== RAW DATA ==

:::

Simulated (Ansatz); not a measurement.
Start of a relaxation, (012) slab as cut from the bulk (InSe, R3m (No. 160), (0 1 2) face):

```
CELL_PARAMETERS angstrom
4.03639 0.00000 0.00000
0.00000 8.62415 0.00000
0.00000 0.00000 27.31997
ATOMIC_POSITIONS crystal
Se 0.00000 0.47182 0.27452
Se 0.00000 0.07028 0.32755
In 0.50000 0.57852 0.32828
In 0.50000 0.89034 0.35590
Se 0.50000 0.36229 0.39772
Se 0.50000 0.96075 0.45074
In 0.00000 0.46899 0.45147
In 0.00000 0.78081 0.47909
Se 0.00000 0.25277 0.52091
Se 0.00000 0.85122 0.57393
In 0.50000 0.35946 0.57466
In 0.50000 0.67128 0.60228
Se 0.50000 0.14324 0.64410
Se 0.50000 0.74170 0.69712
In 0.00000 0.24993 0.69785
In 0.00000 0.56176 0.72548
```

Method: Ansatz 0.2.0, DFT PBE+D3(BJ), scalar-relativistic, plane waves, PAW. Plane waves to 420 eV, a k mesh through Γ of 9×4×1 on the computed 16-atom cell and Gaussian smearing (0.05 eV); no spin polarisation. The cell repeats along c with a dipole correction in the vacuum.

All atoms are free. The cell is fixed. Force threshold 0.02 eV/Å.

:::

Write out a word-for-word copy of every entry above.

Simulated (Ansatz); not a measurement.
Start of a relaxation, (012) slab as cut from the bulk (InSe, R3m (No. 160), (0 1 2) face):

```
CELL_PARAMETERS angstrom
4.03639 0.00000 0.00000
0.00000 8.62415 0.00000
0.00000 0.00000 27.31997
ATOMIC_POSITIONS crystal
Se 0.00000 0.47182 0.27452
Se 0.00000 0.07028 0.32755
In 0.50000 0.57852 0.32828
In 0.50000 0.89034 0.35590
Se 0.50000 0.36229 0.39772
Se 0.50000 0.96075 0.45074
In 0.00000 0.46899 0.45147
In 0.00000 0.78081 0.47909
Se 0.00000 0.25277 0.52091
Se 0.00000 0.85122 0.57393
In 0.50000 0.35946 0.57466
In 0.50000 0.67128 0.60228
Se 0.50000 0.14324 0.64410
Se 0.50000 0.74170 0.69712
In 0.00000 0.24993 0.69785
In 0.00000 0.56176 0.72548
```

Method: Ansatz 0.2.0, DFT PBE+D3(BJ), scalar-relativistic, plane waves, PAW. Plane waves to 420 eV, a k mesh through Γ of 9×4×1 on the computed 16-atom cell and Gaussian smearing (0.05 eV); no spin polarisation. The cell repeats along c with a dipole correction in the vacuum.

All atoms are free. The cell is fixed. Force threshold 0.02 eV/Å.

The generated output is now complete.